§ **WORK ITEM**: What you return should be the full listing, exactly as given.

§ **RECORDED DATA**:

↓

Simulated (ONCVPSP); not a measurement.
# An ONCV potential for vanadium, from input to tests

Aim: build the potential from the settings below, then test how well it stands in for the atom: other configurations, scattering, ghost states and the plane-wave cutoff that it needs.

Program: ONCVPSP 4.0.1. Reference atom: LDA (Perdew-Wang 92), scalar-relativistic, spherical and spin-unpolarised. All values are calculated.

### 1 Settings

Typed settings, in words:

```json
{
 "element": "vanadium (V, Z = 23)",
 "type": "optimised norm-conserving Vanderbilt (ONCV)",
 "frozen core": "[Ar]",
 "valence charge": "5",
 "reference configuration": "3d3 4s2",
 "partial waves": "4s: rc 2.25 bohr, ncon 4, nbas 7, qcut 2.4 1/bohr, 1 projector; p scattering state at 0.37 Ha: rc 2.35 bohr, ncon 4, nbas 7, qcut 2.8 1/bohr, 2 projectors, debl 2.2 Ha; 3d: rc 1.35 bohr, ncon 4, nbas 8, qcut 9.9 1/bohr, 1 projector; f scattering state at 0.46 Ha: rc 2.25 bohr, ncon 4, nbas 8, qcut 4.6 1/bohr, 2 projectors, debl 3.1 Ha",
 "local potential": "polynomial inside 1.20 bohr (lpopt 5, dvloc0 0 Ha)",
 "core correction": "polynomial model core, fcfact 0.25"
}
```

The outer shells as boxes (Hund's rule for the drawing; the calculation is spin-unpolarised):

↑

§ **EXERCISE SOLUTION**:
Simulated (ONCVPSP); not a measurement.
# An ONCV potential for vanadium, from input to tests

Aim: build the potential from the settings below, then test how well it stands in for the atom: other configurations, scattering, ghost states and the plane-wave cutoff that it needs.

Program: ONCVPSP 4.0.1. Reference atom: LDA (Perdew-Wang 92), scalar-relativistic, spherical and spin-unpolarised. All values are calculated.

### 1 Settings

Typed settings, in words:

```json
{
 "element": "vanadium (V, Z = 23)",
 "type": "optimised norm-conserving Vanderbilt (ONCV)",
 "frozen core": "[Ar]",
 "valence charge": "5",
 "reference configuration": "3d3 4s2",
 "partial waves": "4s: rc 2.25 bohr, ncon 4, nbas 7, qcut 2.4 1/bohr, 1 projector; p scattering state at 0.37 Ha: rc 2.35 bohr, ncon 4, nbas 7, qcut 2.8 1/bohr, 2 projectors, debl 2.2 Ha; 3d: rc 1.35 bohr, ncon 4, nbas 8, qcut 9.9 1/bohr, 1 projector; f scattering state at 0.46 Ha: rc 2.25 bohr, ncon 4, nbas 8, qcut 4.6 1/bohr, 2 projectors, debl 3.1 Ha",
 "local potential": "polynomial inside 1.20 bohr (lpopt 5, dvloc0 0 Ha)",
 "core correction": "polynomial model core, fcfact 0.25"
}
```

The outer shells as boxes (Hund's rule for the drawing; the calculation is spin-unpolarised):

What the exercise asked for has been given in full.